[Data under study — start]
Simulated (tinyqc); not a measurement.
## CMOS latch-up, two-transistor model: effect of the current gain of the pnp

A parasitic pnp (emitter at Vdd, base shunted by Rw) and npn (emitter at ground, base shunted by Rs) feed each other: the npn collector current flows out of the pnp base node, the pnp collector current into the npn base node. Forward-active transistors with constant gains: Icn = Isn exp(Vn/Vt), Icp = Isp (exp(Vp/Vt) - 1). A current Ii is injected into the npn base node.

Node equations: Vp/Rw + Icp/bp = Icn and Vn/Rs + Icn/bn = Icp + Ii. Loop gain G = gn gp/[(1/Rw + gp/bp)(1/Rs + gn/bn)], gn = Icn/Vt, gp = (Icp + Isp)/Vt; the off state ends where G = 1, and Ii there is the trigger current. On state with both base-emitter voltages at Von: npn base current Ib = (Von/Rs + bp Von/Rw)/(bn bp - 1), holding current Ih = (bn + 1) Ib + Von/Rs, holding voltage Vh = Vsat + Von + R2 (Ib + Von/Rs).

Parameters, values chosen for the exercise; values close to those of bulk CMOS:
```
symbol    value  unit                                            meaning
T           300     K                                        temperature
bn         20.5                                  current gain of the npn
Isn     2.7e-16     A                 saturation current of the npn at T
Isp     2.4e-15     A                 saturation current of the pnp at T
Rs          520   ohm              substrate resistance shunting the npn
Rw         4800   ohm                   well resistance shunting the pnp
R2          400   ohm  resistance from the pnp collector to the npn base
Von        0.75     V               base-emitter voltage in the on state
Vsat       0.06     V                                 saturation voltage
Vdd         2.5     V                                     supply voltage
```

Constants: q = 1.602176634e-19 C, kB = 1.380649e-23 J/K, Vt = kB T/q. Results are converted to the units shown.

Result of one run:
[Data under study — finish]

Work instruction -> Would you reproduce the material above exactly as it reads?

Exercise output ->
Simulated (tinyqc); not a measurement.
## CMOS latch-up, two-transistor model: effect of the current gain of the pnp

A parasitic pnp (emitter at Vdd, base shunted by Rw) and npn (emitter at ground, base shunted by Rs) feed each other: the npn collector current flows out of the pnp base node, the pnp collector current into the npn base node. Forward-active transistors with constant gains: Icn = Isn exp(Vn/Vt), Icp = Isp (exp(Vp/Vt) - 1). A current Ii is injected into the npn base node.

Node equations: Vp/Rw + Icp/bp = Icn and Vn/Rs + Icn/bn = Icp + Ii. Loop gain G = gn gp/[(1/Rw + gp/bp)(1/Rs + gn/bn)], gn = Icn/Vt, gp = (Icp + Isp)/Vt; the off state ends where G = 1, and Ii there is the trigger current. On state with both base-emitter voltages at Von: npn base current Ib = (Von/Rs + bp Von/Rw)/(bn bp - 1), holding current Ih = (bn + 1) Ib + Von/Rs, holding voltage Vh = Vsat + Von + R2 (Ib + Von/Rs).

Parameters, values chosen for the exercise; values close to those of bulk CMOS:
```
symbol    value  unit                                            meaning
T           300     K                                        temperature
bn         20.5                                  current gain of the npn
Isn     2.7e-16     A                 saturation current of the npn at T
Isp     2.4e-15     A                 saturation current of the pnp at T
Rs          520   ohm              substrate resistance shunting the npn
Rw         4800   ohm                   well resistance shunting the pnp
R2          400   ohm  resistance from the pnp collector to the npn base
Von        0.75     V               base-emitter voltage in the on state
Vsat       0.06     V                                 saturation voltage
Vdd         2.5     V                                     supply voltage
```

Constants: q = 1.602176634e-19 C, kB = 1.380649e-23 J/K, Vt = kB T/q. Results are converted to the units shown.

Result of one run:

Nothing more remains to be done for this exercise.